REQUIRED ACTION - Would you reproduce, without any alteration, the lines from the opening line of the entries through the line that has "width 0.02 eV |" in it?

PROVIDED RECORDS -
★ ★ ★
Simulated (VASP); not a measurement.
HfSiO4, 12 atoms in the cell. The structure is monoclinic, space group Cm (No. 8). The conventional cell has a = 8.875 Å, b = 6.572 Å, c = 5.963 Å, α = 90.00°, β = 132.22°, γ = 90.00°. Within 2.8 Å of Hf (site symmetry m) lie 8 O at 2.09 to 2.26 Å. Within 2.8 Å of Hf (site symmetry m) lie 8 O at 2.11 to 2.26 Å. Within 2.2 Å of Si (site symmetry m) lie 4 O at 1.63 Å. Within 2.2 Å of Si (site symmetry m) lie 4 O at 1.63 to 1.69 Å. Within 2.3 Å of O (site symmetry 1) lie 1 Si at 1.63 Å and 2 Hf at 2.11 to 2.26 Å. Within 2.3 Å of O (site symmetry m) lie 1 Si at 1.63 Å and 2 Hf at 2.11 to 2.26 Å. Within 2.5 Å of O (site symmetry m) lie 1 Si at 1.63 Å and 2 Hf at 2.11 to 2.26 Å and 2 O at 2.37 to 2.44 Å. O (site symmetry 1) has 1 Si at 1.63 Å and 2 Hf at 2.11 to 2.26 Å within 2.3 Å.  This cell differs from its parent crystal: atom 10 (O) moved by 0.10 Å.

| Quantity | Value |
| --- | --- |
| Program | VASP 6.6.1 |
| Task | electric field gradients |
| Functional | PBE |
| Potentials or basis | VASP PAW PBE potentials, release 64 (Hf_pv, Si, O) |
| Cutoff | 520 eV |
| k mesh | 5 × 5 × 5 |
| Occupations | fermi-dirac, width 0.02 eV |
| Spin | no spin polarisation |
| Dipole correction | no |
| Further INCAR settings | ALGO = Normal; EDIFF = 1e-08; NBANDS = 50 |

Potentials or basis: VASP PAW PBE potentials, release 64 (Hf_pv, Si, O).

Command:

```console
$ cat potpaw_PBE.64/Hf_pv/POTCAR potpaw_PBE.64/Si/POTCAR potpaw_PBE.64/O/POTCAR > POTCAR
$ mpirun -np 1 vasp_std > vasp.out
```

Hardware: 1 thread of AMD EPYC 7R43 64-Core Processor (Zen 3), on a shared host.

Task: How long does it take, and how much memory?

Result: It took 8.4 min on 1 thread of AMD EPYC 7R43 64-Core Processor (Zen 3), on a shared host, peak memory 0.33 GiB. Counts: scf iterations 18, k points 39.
★ ★ ★

REPLY -
Simulated (VASP); not a measurement.
HfSiO4, 12 atoms in the cell. The structure is monoclinic, space group Cm (No. 8). The conventional cell has a = 8.875 Å, b = 6.572 Å, c = 5.963 Å, α = 90.00°, β = 132.22°, γ = 90.00°. Within 2.8 Å of Hf (site symmetry m) lie 8 O at 2.09 to 2.26 Å. Within 2.8 Å of Hf (site symmetry m) lie 8 O at 2.11 to 2.26 Å. Within 2.2 Å of Si (site symmetry m) lie 4 O at 1.63 Å. Within 2.2 Å of Si (site symmetry m) lie 4 O at 1.63 to 1.69 Å. Within 2.3 Å of O (site symmetry 1) lie 1 Si at 1.63 Å and 2 Hf at 2.11 to 2.26 Å. Within 2.3 Å of O (site symmetry m) lie 1 Si at 1.63 Å and 2 Hf at 2.11 to 2.26 Å. Within 2.5 Å of O (site symmetry m) lie 1 Si at 1.63 Å and 2 Hf at 2.11 to 2.26 Å and 2 O at 2.37 to 2.44 Å. O (site symmetry 1) has 1 Si at 1.63 Å and 2 Hf at 2.11 to 2.26 Å within 2.3 Å.  This cell differs from its parent crystal: atom 10 (O) moved by 0.10 Å.

| Quantity | Value |
| --- | --- |
| Program | VASP 6.6.1 |
| Task | electric field gradients |
| Functional | PBE |
| Potentials or basis | VASP PAW PBE potentials, release 64 (Hf_pv, Si, O) |
| Cutoff | 520 eV |
| k mesh | 5 × 5 × 5 |
| Occupations | fermi-dirac, width 0.02 eV |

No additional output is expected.